WORK ITEM:
Could you transcribe every entry exactly, leaving nothing out?

EXTRACTED ENTRIES:
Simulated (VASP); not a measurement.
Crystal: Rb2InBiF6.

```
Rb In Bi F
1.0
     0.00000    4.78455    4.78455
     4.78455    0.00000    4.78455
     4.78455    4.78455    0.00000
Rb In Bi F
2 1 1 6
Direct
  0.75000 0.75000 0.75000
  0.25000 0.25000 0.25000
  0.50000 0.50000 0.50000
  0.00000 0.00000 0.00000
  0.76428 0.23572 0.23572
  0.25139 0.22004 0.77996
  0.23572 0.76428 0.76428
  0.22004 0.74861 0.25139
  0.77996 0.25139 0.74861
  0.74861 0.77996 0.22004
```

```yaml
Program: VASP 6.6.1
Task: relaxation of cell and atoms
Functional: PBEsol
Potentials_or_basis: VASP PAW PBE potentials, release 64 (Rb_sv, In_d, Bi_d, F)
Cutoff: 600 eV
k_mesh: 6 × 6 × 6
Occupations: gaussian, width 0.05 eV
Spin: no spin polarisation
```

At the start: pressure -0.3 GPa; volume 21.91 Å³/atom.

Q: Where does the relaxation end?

YOUR SOLUTION:
Simulated (VASP); not a measurement.
Crystal: Rb2InBiF6.

```
Rb In Bi F
1.0
     0.00000    4.78455    4.78455
     4.78455    0.00000    4.78455
     4.78455    4.78455    0.00000
Rb In Bi F
2 1 1 6
Direct
  0.75000 0.75000 0.75000
  0.25000 0.25000 0.25000
  0.50000 0.50000 0.50000
  0.00000 0.00000 0.00000
  0.76428 0.23572 0.23572
  0.25139 0.22004 0.77996
  0.23572 0.76428 0.76428
  0.22004 0.74861 0.25139
  0.77996 0.25139 0.74861
  0.74861 0.77996 0.22004
```

```yaml
Program: VASP 6.6.1
Task: relaxation of cell and atoms
Functional: PBEsol
Potentials_or_basis: VASP PAW PBE potentials, release 64 (Rb_sv, In_d, Bi_d, F)
Cutoff: 600 eV
k_mesh: 6 × 6 × 6
Occupations: gaussian, width 0.05 eV
Spin: no spin polarisation
```

At the start: pressure -0.3 GPa; volume 21.91 Å³/atom.

Q: Where does the relaxation end?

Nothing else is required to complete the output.